_DATA FOR ANALYSIS_
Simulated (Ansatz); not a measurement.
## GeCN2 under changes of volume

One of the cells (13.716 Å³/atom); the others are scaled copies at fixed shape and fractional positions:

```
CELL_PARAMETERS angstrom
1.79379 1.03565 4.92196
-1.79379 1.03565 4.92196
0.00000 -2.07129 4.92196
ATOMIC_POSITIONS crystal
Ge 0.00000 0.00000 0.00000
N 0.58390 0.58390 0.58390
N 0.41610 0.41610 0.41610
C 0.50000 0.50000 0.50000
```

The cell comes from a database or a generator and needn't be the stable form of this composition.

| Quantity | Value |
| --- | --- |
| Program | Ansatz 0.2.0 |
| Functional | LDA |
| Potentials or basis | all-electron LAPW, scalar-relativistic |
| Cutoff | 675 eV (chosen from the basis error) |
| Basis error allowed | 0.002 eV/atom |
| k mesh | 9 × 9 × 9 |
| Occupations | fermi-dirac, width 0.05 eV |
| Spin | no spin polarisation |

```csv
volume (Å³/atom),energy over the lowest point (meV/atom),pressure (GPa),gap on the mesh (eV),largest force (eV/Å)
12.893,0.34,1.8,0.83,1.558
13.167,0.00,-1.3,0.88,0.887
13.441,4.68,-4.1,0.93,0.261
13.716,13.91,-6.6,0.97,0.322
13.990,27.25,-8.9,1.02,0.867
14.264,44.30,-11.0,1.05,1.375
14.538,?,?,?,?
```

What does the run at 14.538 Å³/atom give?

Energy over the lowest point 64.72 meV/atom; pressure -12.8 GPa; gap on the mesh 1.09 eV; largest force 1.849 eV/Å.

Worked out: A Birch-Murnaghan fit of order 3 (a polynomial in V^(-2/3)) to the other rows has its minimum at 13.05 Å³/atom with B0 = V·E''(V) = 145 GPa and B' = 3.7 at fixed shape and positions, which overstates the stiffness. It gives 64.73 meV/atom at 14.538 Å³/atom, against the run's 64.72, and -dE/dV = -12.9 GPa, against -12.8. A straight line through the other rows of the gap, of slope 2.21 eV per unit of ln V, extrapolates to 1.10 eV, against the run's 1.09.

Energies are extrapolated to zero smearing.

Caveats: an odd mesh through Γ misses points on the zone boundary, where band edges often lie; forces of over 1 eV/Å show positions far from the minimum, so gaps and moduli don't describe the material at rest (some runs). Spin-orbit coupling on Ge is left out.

_ACTIVITY_
The reply should hold only the lines from the top of the records through the line that has "Energies are extrapolated to zero smearing.", each one exact.

_EXERCISE ANSWER_
Simulated (Ansatz); not a measurement.
## GeCN2 under changes of volume

One of the cells (13.716 Å³/atom); the others are scaled copies at fixed shape and fractional positions:

```
CELL_PARAMETERS angstrom
1.79379 1.03565 4.92196
-1.79379 1.03565 4.92196
0.00000 -2.07129 4.92196
ATOMIC_POSITIONS crystal
Ge 0.00000 0.00000 0.00000
N 0.58390 0.58390 0.58390
N 0.41610 0.41610 0.41610
C 0.50000 0.50000 0.50000
```

The cell comes from a database or a generator and needn't be the stable form of this composition.

| Quantity | Value |
| --- | --- |
| Program | Ansatz 0.2.0 |
| Functional | LDA |
| Potentials or basis | all-electron LAPW, scalar-relativistic |
| Cutoff | 675 eV (chosen from the basis error) |
| Basis error allowed | 0.002 eV/atom |
| k mesh | 9 × 9 × 9 |
| Occupations | fermi-dirac, width 0.05 eV |
| Spin | no spin polarisation |

```csv
volume (Å³/atom),energy over the lowest point (meV/atom),pressure (GPa),gap on the mesh (eV),largest force (eV/Å)
12.893,0.34,1.8,0.83,1.558
13.167,0.00,-1.3,0.88,0.887
13.441,4.68,-4.1,0.93,0.261
13.716,13.91,-6.6,0.97,0.322
13.990,27.25,-8.9,1.02,0.867
14.264,44.30,-11.0,1.05,1.375
14.538,?,?,?,?
```

What does the run at 14.538 Å³/atom give?

Energy over the lowest point 64.72 meV/atom; pressure -12.8 GPa; gap on the mesh 1.09 eV; largest force 1.849 eV/Å.

Worked out: A Birch-Murnaghan fit of order 3 (a polynomial in V^(-2/3)) to the other rows has its minimum at 13.05 Å³/atom with B0 = V·E''(V) = 145 GPa and B' = 3.7 at fixed shape and positions, which overstates the stiffness. It gives 64.73 meV/atom at 14.538 Å³/atom, against the run's 64.72, and -dE/dV = -12.9 GPa, against -12.8. A straight line through the other rows of the gap, of slope 2.21 eV per unit of ln V, extrapolates to 1.10 eV, against the run's 1.09.

Energies are extrapolated to zero smearing.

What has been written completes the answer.